» Given entries
○ ○ ○ ○
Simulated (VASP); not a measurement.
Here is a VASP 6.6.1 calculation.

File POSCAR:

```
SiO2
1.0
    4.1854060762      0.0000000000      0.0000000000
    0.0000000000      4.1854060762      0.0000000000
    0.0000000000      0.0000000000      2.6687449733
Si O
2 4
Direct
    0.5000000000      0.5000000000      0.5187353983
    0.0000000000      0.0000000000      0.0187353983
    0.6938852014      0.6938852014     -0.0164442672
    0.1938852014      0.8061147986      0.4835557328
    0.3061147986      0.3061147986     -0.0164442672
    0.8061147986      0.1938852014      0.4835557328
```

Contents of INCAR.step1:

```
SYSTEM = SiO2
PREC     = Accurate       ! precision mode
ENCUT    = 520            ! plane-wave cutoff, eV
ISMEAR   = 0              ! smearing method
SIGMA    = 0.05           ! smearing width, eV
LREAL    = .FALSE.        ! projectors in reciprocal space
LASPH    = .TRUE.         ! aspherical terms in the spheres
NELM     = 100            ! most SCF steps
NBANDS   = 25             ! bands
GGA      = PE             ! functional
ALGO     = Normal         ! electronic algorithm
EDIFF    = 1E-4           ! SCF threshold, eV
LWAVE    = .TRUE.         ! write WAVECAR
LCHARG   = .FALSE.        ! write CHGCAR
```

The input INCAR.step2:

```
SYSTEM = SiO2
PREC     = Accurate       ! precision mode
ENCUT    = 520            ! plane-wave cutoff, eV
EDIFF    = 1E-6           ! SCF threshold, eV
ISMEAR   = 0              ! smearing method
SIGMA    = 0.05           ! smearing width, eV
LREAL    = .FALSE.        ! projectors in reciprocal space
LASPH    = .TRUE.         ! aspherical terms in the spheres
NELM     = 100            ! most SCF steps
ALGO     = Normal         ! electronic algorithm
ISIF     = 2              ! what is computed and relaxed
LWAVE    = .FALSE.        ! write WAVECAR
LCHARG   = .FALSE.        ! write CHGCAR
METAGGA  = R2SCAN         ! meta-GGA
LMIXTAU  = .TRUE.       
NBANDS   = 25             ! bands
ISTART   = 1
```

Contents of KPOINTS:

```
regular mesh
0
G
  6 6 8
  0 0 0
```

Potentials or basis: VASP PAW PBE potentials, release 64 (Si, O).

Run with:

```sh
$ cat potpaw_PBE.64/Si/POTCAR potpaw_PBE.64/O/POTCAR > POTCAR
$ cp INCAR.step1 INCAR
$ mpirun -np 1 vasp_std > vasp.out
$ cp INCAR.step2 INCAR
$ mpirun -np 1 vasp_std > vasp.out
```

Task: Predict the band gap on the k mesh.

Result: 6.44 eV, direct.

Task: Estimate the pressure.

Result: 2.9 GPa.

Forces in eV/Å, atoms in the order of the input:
○ ○ ○ ○

» Work task
Reproduce word for word only the first line of the listing above and each line after it through the line with "Result: 6.44 eV, direct.".

» Written solution
Simulated (VASP); not a measurement.
Here is a VASP 6.6.1 calculation.

File POSCAR:

```
SiO2
1.0
    4.1854060762      0.0000000000      0.0000000000
    0.0000000000      4.1854060762      0.0000000000
    0.0000000000      0.0000000000      2.6687449733
Si O
2 4
Direct
    0.5000000000      0.5000000000      0.5187353983
    0.0000000000      0.0000000000      0.0187353983
    0.6938852014      0.6938852014     -0.0164442672
    0.1938852014      0.8061147986      0.4835557328
    0.3061147986      0.3061147986     -0.0164442672
    0.8061147986      0.1938852014      0.4835557328
```

Contents of INCAR.step1:

```
SYSTEM = SiO2
PREC     = Accurate       ! precision mode
ENCUT    = 520            ! plane-wave cutoff, eV
ISMEAR   = 0              ! smearing method
SIGMA    = 0.05           ! smearing width, eV
LREAL    = .FALSE.        ! projectors in reciprocal space
LASPH    = .TRUE.         ! aspherical terms in the spheres
NELM     = 100            ! most SCF steps
NBANDS   = 25             ! bands
GGA      = PE             ! functional
ALGO     = Normal         ! electronic algorithm
EDIFF    = 1E-4           ! SCF threshold, eV
LWAVE    = .TRUE.         ! write WAVECAR
LCHARG   = .FALSE.        ! write CHGCAR
```

The input INCAR.step2:

```
SYSTEM = SiO2
PREC     = Accurate       ! precision mode
ENCUT    = 520            ! plane-wave cutoff, eV
EDIFF    = 1E-6           ! SCF threshold, eV
ISMEAR   = 0              ! smearing method
SIGMA    = 0.05           ! smearing width, eV
LREAL    = .FALSE.        ! projectors in reciprocal space
LASPH    = .TRUE.         ! aspherical terms in the spheres
NELM     = 100            ! most SCF steps
ALGO     = Normal         ! electronic algorithm
ISIF     = 2              ! what is computed and relaxed
LWAVE    = .FALSE.        ! write WAVECAR
LCHARG   = .FALSE.        ! write CHGCAR
METAGGA  = R2SCAN         ! meta-GGA
LMIXTAU  = .TRUE.       
NBANDS   = 25             ! bands
ISTART   = 1
```

Contents of KPOINTS:

```
regular mesh
0
G
  6 6 8
  0 0 0
```

Potentials or basis: VASP PAW PBE potentials, release 64 (Si, O).

Run with:

```sh
$ cat potpaw_PBE.64/Si/POTCAR potpaw_PBE.64/O/POTCAR > POTCAR
$ cp INCAR.step1 INCAR
$ mpirun -np 1 vasp_std > vasp.out
$ cp INCAR.step2 INCAR
$ mpirun -np 1 vasp_std > vasp.out
```

Task: Predict the band gap on the k mesh.

Result: 6.44 eV, direct.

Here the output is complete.